◆ **Assigned task**:
When the line containing "Question: Predict the pressure." is found in the data below, copy it and each line after it through the line containing "Answer: 5.40 eV, indirect", exactly and with no others.

++++ Dataset entries

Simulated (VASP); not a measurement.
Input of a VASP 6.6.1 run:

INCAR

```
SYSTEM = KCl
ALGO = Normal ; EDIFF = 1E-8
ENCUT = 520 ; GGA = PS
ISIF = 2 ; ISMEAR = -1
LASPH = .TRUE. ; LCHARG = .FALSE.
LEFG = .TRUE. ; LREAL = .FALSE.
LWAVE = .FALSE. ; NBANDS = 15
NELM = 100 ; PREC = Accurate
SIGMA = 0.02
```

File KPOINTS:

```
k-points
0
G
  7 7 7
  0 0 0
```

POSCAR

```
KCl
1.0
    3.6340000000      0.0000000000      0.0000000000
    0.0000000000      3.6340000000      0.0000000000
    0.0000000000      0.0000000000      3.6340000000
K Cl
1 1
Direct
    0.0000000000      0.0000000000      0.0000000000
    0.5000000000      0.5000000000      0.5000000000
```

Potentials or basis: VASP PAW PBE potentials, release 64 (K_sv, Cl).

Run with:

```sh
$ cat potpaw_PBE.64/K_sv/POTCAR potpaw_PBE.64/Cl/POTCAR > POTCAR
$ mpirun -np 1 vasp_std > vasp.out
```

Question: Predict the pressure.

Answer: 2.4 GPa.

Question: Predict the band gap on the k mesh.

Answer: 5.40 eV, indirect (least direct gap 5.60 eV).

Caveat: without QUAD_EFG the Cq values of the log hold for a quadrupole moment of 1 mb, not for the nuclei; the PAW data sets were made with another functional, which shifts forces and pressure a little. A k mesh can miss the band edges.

++++++++

◆ **Answer box**:
Question: Predict the pressure.

Answer: 2.4 GPa.

Question: Predict the band gap on the k mesh.

Answer: 5.40 eV, indirect (least direct gap 5.60 eV).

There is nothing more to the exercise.